─── EXERCISE DATA
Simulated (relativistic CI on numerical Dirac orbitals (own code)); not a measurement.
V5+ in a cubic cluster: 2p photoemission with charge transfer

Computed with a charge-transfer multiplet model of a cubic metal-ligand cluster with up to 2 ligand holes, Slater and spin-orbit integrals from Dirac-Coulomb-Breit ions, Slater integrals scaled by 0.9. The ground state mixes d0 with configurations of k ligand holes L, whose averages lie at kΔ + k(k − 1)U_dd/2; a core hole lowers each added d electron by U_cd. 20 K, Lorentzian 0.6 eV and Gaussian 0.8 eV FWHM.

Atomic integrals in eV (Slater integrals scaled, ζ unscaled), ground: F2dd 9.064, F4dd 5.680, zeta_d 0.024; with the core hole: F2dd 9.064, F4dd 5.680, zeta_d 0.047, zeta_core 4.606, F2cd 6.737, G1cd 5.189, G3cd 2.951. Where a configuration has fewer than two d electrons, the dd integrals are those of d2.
──────

Write down again, exactly as given, only the lines above that fall from the line with "V5+ in a cubic" to the line with "Computed with a", inclusive.

> EXPECTED ANSWER
V5+ in a cubic cluster: 2p photoemission with charge transfer

Computed with a charge-transfer multiplet model of a cubic metal-ligand cluster with up to 2 ligand holes, Slater and spin-orbit integrals from Dirac-Coulomb-Breit ions, Slater integrals scaled by 0.9. The ground state mixes d0 with configurations of k ligand holes L, whose averages lie at kΔ + k(k − 1)U_dd/2; a core hole lowers each added d electron by U_cd. 20 K, Lorentzian 0.6 eV and Gaussian 0.8 eV FWHM.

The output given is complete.